TASK ITEM
The expected answer is the data below, retyped exactly.

******

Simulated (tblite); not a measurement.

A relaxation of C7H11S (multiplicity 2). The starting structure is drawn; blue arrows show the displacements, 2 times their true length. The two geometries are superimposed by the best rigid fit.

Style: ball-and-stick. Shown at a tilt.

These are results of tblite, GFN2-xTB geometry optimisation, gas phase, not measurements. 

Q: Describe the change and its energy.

******

TASK ANSWER
Simulated (tblite); not a measurement.

A relaxation of C7H11S (multiplicity 2). The starting structure is drawn; blue arrows show the displacements, 2 times their true length. The two geometries are superimposed by the best rigid fit.

Style: ball-and-stick. Shown at a tilt.

These are results of tblite, GFN2-xTB geometry optimisation, gas phase, not measurements. 

Q: Describe the change and its energy.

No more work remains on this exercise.